▶ **Work instruction**
Take the listing and give it again exactly, from its first line to its last line.

** Opening Record set block **

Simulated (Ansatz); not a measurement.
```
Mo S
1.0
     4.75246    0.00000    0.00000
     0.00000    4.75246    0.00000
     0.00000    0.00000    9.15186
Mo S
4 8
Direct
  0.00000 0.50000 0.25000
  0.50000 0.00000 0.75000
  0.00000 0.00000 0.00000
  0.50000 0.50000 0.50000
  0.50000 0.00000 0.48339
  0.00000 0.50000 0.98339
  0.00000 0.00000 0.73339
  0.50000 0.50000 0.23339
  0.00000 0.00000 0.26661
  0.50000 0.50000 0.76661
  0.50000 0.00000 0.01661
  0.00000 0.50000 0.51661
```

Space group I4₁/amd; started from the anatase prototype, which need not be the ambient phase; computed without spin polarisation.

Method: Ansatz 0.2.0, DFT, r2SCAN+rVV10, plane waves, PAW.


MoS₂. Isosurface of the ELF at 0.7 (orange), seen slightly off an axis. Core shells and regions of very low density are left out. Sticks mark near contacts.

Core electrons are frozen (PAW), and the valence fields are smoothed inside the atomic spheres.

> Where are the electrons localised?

** Closing Record set block **

▶ **Answer section**
Simulated (Ansatz); not a measurement.
```
Mo S
1.0
     4.75246    0.00000    0.00000
     0.00000    4.75246    0.00000
     0.00000    0.00000    9.15186
Mo S
4 8
Direct
  0.00000 0.50000 0.25000
  0.50000 0.00000 0.75000
  0.00000 0.00000 0.00000
  0.50000 0.50000 0.50000
  0.50000 0.00000 0.48339
  0.00000 0.50000 0.98339
  0.00000 0.00000 0.73339
  0.50000 0.50000 0.23339
  0.00000 0.00000 0.26661
  0.50000 0.50000 0.76661
  0.50000 0.00000 0.01661
  0.00000 0.50000 0.51661
```

Space group I4₁/amd; started from the anatase prototype, which need not be the ambient phase; computed without spin polarisation.

Method: Ansatz 0.2.0, DFT, r2SCAN+rVV10, plane waves, PAW.


MoS₂. Isosurface of the ELF at 0.7 (orange), seen slightly off an axis. Core shells and regions of very low density are left out. Sticks mark near contacts.

Core electrons are frozen (PAW), and the valence fields are smoothed inside the atomic spheres.

> Where are the electrons localised?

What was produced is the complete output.